* [Dataset content]
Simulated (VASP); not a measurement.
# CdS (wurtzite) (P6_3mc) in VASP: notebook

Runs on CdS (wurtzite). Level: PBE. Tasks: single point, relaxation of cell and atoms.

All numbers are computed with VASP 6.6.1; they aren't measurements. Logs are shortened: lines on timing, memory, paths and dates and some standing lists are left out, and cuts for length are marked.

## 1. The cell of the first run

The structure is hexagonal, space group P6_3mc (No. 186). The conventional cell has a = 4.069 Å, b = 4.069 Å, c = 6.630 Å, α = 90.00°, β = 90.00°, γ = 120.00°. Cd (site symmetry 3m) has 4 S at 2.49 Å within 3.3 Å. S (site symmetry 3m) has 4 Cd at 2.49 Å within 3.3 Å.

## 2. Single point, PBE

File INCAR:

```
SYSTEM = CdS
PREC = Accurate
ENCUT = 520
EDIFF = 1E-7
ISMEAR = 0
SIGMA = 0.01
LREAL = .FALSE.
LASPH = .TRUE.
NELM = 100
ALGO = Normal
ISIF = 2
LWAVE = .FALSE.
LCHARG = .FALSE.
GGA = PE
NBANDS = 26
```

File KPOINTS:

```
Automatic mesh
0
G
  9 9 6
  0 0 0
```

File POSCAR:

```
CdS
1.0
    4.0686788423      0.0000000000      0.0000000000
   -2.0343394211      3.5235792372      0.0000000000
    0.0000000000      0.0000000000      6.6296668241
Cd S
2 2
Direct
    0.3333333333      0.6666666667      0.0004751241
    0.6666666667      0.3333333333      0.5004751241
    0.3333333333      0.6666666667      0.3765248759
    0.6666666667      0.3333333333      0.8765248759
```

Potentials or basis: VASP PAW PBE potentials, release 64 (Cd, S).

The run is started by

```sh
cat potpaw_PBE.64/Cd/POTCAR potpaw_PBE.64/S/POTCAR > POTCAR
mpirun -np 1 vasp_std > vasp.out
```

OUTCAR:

* [Assignment]
Your task is to restate, word for word, the lines from the beginning of the records to the line with "Runs on CdS", inclusive.

* [Expected answer]
Simulated (VASP); not a measurement.
# CdS (wurtzite) (P6_3mc) in VASP: notebook

Runs on CdS (wurtzite). Level: PBE. Tasks: single point, relaxation of cell and atoms.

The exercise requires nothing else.